▶ _Requirement_: Output, word for word, every line from the start of the listing down to and including the line that contains "Each species at"; include nothing else.

▼

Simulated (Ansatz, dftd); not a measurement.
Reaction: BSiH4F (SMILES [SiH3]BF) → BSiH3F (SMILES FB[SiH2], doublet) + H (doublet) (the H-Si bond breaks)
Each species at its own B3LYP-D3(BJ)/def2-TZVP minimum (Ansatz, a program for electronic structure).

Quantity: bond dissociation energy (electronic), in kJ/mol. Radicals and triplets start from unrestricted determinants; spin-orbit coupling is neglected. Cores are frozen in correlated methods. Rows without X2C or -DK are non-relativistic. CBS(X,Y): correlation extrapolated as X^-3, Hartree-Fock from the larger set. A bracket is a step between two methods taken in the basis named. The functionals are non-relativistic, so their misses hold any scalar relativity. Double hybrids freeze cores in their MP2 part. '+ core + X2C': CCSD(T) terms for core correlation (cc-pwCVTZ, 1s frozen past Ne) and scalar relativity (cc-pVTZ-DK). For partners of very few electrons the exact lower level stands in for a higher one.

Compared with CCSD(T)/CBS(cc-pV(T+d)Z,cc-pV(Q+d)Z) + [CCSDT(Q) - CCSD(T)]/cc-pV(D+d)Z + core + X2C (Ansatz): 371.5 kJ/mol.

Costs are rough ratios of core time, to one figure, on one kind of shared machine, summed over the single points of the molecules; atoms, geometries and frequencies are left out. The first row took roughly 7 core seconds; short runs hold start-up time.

▲

▶ _Exercise result_:
Simulated (Ansatz, dftd); not a measurement.
Reaction: BSiH4F (SMILES [SiH3]BF) → BSiH3F (SMILES FB[SiH2], doublet) + H (doublet) (the H-Si bond breaks)
Each species at its own B3LYP-D3(BJ)/def2-TZVP minimum (Ansatz, a program for electronic structure).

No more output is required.